### Work instruction
Without a single alteration, write the listing out again.

### Study material
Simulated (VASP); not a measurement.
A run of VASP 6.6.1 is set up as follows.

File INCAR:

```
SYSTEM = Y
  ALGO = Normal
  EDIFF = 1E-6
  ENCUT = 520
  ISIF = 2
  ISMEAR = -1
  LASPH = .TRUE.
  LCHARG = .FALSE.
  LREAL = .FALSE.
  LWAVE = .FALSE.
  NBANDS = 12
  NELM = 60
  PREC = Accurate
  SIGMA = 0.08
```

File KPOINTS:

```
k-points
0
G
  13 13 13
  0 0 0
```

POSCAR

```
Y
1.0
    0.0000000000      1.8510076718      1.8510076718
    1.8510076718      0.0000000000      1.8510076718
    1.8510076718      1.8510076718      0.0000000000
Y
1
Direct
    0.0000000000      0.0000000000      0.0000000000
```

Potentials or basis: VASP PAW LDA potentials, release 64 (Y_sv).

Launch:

### Worked solution
Simulated (VASP); not a measurement.
A run of VASP 6.6.1 is set up as follows.

File INCAR:

```
SYSTEM = Y
  ALGO = Normal
  EDIFF = 1E-6
  ENCUT = 520
  ISIF = 2
  ISMEAR = -1
  LASPH = .TRUE.
  LCHARG = .FALSE.
  LREAL = .FALSE.
  LWAVE = .FALSE.
  NBANDS = 12
  NELM = 60
  PREC = Accurate
  SIGMA = 0.08
```

File KPOINTS:

```
k-points
0
G
  13 13 13
  0 0 0
```

POSCAR

```
Y
1.0
    0.0000000000      1.8510076718      1.8510076718
    1.8510076718      0.0000000000      1.8510076718
    1.8510076718      1.8510076718      0.0000000000
Y
1
Direct
    0.0000000000      0.0000000000      0.0000000000
```

Potentials or basis: VASP PAW LDA potentials, release 64 (Y_sv).

Launch:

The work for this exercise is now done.